* **Required action**
Up to and including the line with "Windows count from", restate the records below word for word, beginning with their first line.

* **Excerpted records**
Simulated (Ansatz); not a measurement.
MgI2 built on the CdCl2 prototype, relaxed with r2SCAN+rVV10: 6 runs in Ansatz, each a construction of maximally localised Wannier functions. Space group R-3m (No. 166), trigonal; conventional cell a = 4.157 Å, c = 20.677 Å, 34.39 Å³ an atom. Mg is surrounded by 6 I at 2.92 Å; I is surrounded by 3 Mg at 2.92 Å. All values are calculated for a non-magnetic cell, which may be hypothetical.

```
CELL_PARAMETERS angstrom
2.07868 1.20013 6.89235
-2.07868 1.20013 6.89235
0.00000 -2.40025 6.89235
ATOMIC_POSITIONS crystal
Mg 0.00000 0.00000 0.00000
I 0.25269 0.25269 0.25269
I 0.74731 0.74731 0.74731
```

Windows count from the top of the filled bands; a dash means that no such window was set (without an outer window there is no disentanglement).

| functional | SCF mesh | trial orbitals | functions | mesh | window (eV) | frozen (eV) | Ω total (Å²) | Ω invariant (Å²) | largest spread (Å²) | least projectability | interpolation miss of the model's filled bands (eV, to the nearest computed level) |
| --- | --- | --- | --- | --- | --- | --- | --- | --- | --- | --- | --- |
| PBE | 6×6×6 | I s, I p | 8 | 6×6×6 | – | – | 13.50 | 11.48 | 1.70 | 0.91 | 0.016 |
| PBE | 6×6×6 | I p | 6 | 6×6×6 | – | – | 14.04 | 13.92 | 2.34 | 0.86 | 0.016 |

* **Answer space**
Simulated (Ansatz); not a measurement.
MgI2 built on the CdCl2 prototype, relaxed with r2SCAN+rVV10: 6 runs in Ansatz, each a construction of maximally localised Wannier functions. Space group R-3m (No. 166), trigonal; conventional cell a = 4.157 Å, c = 20.677 Å, 34.39 Å³ an atom. Mg is surrounded by 6 I at 2.92 Å; I is surrounded by 3 Mg at 2.92 Å. All values are calculated for a non-magnetic cell, which may be hypothetical.

```
CELL_PARAMETERS angstrom
2.07868 1.20013 6.89235
-2.07868 1.20013 6.89235
0.00000 -2.40025 6.89235
ATOMIC_POSITIONS crystal
Mg 0.00000 0.00000 0.00000
I 0.25269 0.25269 0.25269
I 0.74731 0.74731 0.74731
```

Windows count from the top of the filled bands; a dash means that no such window was set (without an outer window there is no disentanglement).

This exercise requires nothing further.